BEGIN EXCERPTED DATA
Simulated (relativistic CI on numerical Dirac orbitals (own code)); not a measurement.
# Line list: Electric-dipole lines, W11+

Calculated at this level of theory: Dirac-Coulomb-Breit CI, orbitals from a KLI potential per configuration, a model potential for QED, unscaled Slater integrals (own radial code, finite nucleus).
END EXCERPTED DATA

(ACTION ITEM):
Transcribe the material exactly, so that no line is lost or altered.

(EXERCISE SOLUTION):
Simulated (relativistic CI on numerical Dirac orbitals (own code)); not a measurement.
# Line list: Electric-dipole lines, W11+

Calculated at this level of theory: Dirac-Coulomb-Breit CI, orbitals from a KLI potential per configuration, a model potential for QED, unscaled Slater integrals (own radial code, finite nucleus).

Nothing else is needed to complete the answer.